** Material shown follows **
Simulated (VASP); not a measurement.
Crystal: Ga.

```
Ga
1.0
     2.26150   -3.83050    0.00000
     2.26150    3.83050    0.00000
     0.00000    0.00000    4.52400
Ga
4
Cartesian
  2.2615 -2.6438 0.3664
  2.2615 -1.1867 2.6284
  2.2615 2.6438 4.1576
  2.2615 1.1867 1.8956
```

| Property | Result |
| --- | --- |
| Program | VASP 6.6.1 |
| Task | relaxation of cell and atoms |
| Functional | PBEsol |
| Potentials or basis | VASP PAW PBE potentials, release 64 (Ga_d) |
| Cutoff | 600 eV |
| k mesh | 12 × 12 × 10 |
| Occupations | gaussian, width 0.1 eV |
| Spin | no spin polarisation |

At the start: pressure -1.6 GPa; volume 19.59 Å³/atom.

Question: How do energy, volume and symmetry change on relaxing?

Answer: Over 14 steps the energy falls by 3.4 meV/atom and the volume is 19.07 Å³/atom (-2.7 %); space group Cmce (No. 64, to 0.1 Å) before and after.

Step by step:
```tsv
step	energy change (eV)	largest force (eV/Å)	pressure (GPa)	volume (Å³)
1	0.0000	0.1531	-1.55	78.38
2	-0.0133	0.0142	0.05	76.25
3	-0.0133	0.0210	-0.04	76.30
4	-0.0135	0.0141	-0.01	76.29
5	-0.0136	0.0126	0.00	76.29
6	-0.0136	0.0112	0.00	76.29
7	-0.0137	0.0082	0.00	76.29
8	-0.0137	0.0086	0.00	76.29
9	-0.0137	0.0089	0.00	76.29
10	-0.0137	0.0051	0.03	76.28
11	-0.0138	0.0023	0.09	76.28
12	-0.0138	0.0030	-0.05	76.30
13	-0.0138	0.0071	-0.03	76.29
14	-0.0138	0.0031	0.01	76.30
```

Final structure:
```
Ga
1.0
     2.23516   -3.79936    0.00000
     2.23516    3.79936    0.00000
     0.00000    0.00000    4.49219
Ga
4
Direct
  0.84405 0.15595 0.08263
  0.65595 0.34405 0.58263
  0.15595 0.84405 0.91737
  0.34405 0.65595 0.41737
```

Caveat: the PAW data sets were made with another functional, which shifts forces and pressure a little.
** End of Material shown **

▶ _Work task_:
Retype the entries exactly from the first line, stopping after the line with "VASP 6.6.1 |".

▶ _Exercise response_:
Simulated (VASP); not a measurement.
Crystal: Ga.

```
Ga
1.0
     2.26150   -3.83050    0.00000
     2.26150    3.83050    0.00000
     0.00000    0.00000    4.52400
Ga
4
Cartesian
  2.2615 -2.6438 0.3664
  2.2615 -1.1867 2.6284
  2.2615 2.6438 4.1576
  2.2615 1.1867 1.8956
```

| Property | Result |
| --- | --- |
| Program | VASP 6.6.1 |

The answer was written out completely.